Data excerpts |
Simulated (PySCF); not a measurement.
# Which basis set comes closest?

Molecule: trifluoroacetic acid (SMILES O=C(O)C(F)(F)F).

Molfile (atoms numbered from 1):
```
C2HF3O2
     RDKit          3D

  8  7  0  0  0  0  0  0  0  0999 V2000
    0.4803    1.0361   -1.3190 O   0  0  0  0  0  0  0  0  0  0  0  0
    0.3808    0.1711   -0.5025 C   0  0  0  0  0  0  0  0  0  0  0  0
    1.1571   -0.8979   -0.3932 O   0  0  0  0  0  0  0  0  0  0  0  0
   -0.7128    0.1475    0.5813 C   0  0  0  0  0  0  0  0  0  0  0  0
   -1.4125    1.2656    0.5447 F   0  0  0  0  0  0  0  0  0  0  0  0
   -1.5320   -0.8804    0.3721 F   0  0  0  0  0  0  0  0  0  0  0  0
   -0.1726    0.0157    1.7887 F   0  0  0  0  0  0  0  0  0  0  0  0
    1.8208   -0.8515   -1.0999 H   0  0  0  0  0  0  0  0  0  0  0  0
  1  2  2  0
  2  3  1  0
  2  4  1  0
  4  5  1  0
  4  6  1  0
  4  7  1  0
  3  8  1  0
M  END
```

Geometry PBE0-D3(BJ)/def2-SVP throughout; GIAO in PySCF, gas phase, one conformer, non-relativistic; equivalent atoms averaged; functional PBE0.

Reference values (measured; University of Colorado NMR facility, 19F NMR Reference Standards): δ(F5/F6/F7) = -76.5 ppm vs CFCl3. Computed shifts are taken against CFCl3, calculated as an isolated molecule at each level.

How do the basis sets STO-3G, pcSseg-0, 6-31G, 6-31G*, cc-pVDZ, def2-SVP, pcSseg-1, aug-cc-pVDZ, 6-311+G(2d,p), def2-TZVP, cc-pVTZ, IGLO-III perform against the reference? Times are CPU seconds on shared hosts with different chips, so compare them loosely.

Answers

Action item |
Word for word, output the lines of the data from its first line through the line where "How do the basis" appears, and stop there.

Written answer |
Simulated (PySCF); not a measurement.
# Which basis set comes closest?

Molecule: trifluoroacetic acid (SMILES O=C(O)C(F)(F)F).

Molfile (atoms numbered from 1):
```
C2HF3O2
     RDKit          3D

  8  7  0  0  0  0  0  0  0  0999 V2000
    0.4803    1.0361   -1.3190 O   0  0  0  0  0  0  0  0  0  0  0  0
    0.3808    0.1711   -0.5025 C   0  0  0  0  0  0  0  0  0  0  0  0
    1.1571   -0.8979   -0.3932 O   0  0  0  0  0  0  0  0  0  0  0  0
   -0.7128    0.1475    0.5813 C   0  0  0  0  0  0  0  0  0  0  0  0
   -1.4125    1.2656    0.5447 F   0  0  0  0  0  0  0  0  0  0  0  0
   -1.5320   -0.8804    0.3721 F   0  0  0  0  0  0  0  0  0  0  0  0
   -0.1726    0.0157    1.7887 F   0  0  0  0  0  0  0  0  0  0  0  0
    1.8208   -0.8515   -1.0999 H   0  0  0  0  0  0  0  0  0  0  0  0
  1  2  2  0
  2  3  1  0
  2  4  1  0
  4  5  1  0
  4  6  1  0
  4  7  1  0
  3  8  1  0
M  END
```

Geometry PBE0-D3(BJ)/def2-SVP throughout; GIAO in PySCF, gas phase, one conformer, non-relativistic; equivalent atoms averaged; functional PBE0.

Reference values (measured; University of Colorado NMR facility, 19F NMR Reference Standards): δ(F5/F6/F7) = -76.5 ppm vs CFCl3. Computed shifts are taken against CFCl3, calculated as an isolated molecule at each level.

How do the basis sets STO-3G, pcSseg-0, 6-31G, 6-31G*, cc-pVDZ, def2-SVP, pcSseg-1, aug-cc-pVDZ, 6-311+G(2d,p), def2-TZVP, cc-pVTZ, IGLO-III perform against the reference? Times are CPU seconds on shared hosts with different chips, so compare them loosely.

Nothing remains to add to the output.